# Brief
Your task is to extract every line from the material below exactly.

::: Supplied data :::

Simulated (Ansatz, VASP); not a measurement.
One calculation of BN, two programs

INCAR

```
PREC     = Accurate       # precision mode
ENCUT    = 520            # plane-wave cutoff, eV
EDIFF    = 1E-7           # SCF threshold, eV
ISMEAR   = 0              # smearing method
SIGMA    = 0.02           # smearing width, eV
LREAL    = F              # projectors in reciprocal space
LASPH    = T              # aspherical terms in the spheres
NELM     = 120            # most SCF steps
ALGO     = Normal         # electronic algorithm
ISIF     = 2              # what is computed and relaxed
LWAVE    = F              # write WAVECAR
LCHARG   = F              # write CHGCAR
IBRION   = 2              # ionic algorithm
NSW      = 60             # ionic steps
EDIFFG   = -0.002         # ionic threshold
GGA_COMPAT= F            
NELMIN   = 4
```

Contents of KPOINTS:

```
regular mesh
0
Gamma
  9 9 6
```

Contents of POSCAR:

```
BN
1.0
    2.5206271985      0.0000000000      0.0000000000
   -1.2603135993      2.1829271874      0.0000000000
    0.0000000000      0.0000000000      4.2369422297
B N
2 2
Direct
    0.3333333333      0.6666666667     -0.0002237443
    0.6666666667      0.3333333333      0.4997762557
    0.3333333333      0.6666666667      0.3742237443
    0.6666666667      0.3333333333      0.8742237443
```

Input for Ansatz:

:::

# Task response
Simulated (Ansatz, VASP); not a measurement.
One calculation of BN, two programs

INCAR

```
PREC     = Accurate       # precision mode
ENCUT    = 520            # plane-wave cutoff, eV
EDIFF    = 1E-7           # SCF threshold, eV
ISMEAR   = 0              # smearing method
SIGMA    = 0.02           # smearing width, eV
LREAL    = F              # projectors in reciprocal space
LASPH    = T              # aspherical terms in the spheres
NELM     = 120            # most SCF steps
ALGO     = Normal         # electronic algorithm
ISIF     = 2              # what is computed and relaxed
LWAVE    = F              # write WAVECAR
LCHARG   = F              # write CHGCAR
IBRION   = 2              # ionic algorithm
NSW      = 60             # ionic steps
EDIFFG   = -0.002         # ionic threshold
GGA_COMPAT= F            
NELMIN   = 4
```

Contents of KPOINTS:

```
regular mesh
0
Gamma
  9 9 6
```

Contents of POSCAR:

```
BN
1.0
    2.5206271985      0.0000000000      0.0000000000
   -1.2603135993      2.1829271874      0.0000000000
    0.0000000000      0.0000000000      4.2369422297
B N
2 2
Direct
    0.3333333333      0.6666666667     -0.0002237443
    0.6666666667      0.3333333333      0.4997762557
    0.3333333333      0.6666666667      0.3742237443
    0.6666666667      0.3333333333      0.8742237443
```

Input for Ansatz:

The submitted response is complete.